Work instruction: Restate word for word the lines of the entries below, starting with the line that holds "Potentials or basis: VASP" and ending with the line that holds "how much memory?", and no others.

↓↓↓
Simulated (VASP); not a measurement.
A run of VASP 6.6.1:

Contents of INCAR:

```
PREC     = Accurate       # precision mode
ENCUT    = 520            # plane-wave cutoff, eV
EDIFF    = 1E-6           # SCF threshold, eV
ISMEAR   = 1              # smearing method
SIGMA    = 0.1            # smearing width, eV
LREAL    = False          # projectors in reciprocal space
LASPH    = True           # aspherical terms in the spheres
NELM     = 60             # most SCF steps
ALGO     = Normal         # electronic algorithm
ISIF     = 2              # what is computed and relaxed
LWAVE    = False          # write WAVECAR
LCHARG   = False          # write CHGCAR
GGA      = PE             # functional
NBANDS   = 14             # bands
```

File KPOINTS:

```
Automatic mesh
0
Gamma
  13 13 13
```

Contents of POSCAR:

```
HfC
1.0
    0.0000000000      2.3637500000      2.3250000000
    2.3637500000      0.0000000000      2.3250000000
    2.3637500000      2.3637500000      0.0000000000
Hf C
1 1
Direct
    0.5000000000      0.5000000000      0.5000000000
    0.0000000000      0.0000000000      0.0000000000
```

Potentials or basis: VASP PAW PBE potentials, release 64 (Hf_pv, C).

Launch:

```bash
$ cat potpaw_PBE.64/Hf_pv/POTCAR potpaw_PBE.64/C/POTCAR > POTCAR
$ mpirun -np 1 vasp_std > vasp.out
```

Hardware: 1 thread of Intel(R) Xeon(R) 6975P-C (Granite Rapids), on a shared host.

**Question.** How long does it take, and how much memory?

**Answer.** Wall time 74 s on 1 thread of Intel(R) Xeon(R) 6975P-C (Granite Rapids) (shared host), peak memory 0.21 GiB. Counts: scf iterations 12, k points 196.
↑↑↑

Exercise answer:
Potentials or basis: VASP PAW PBE potentials, release 64 (Hf_pv, C).

Launch:

```bash
$ cat potpaw_PBE.64/Hf_pv/POTCAR potpaw_PBE.64/C/POTCAR > POTCAR
$ mpirun -np 1 vasp_std > vasp.out
```

Hardware: 1 thread of Intel(R) Xeon(R) 6975P-C (Granite Rapids), on a shared host.

**Question.** How long does it take, and how much memory?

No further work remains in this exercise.